WORK ORDER: Reproduce the first line of the entries that follow and each later line, word for word, ending with the one containing "Li-Cs | Cs-Cs |".

MATERIAL SUPPLIED:
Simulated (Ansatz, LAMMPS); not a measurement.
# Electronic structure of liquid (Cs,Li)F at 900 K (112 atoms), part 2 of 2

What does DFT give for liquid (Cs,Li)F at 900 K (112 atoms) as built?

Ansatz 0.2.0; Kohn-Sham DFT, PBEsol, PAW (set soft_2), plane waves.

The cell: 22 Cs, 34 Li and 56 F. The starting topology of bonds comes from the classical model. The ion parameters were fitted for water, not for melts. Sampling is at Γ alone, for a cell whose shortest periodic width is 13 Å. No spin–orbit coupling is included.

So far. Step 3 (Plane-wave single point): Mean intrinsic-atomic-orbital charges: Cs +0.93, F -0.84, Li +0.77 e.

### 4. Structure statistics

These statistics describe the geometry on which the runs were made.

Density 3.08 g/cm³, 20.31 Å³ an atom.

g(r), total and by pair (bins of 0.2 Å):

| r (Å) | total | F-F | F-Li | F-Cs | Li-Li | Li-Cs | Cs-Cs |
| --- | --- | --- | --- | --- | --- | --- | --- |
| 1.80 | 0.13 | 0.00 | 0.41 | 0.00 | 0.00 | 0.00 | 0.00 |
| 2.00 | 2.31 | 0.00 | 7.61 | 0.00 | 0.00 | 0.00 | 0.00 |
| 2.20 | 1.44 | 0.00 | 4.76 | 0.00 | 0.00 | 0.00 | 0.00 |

TASK ANSWER:
Simulated (Ansatz, LAMMPS); not a measurement.
# Electronic structure of liquid (Cs,Li)F at 900 K (112 atoms), part 2 of 2

What does DFT give for liquid (Cs,Li)F at 900 K (112 atoms) as built?

Ansatz 0.2.0; Kohn-Sham DFT, PBEsol, PAW (set soft_2), plane waves.

The cell: 22 Cs, 34 Li and 56 F. The starting topology of bonds comes from the classical model. The ion parameters were fitted for water, not for melts. Sampling is at Γ alone, for a cell whose shortest periodic width is 13 Å. No spin–orbit coupling is included.

So far. Step 3 (Plane-wave single point): Mean intrinsic-atomic-orbital charges: Cs +0.93, F -0.84, Li +0.77 e.

### 4. Structure statistics

These statistics describe the geometry on which the runs were made.

Density 3.08 g/cm³, 20.31 Å³ an atom.

g(r), total and by pair (bins of 0.2 Å):

| r (Å) | total | F-F | F-Li | F-Cs | Li-Li | Li-Cs | Cs-Cs |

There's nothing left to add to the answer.